→ **WORK INSTRUCTION**
Starting with the line containing "The run is started by" and going on through the line containing "(1) 2.1 GPa.", return the lines of the data below exactly, and only those.

→ **RECORD EXTRACTS**
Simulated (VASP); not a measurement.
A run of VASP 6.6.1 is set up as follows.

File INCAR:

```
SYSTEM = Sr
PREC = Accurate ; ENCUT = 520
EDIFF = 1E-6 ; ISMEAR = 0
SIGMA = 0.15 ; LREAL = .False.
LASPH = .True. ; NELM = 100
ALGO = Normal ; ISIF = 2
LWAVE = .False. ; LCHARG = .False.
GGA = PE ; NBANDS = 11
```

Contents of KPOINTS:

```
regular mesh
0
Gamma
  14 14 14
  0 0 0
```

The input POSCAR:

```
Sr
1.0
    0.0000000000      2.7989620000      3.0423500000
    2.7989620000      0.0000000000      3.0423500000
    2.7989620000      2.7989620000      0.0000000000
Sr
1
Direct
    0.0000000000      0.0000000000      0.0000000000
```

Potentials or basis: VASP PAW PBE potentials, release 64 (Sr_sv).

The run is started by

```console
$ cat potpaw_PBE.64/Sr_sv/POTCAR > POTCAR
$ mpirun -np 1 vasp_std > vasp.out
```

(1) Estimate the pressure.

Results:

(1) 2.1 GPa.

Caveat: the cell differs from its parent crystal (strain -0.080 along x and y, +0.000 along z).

→ **WRITTEN ANSWER**
The run is started by

```console
$ cat potpaw_PBE.64/Sr_sv/POTCAR > POTCAR
$ mpirun -np 1 vasp_std > vasp.out
```

(1) Estimate the pressure.

Results:

(1) 2.1 GPa.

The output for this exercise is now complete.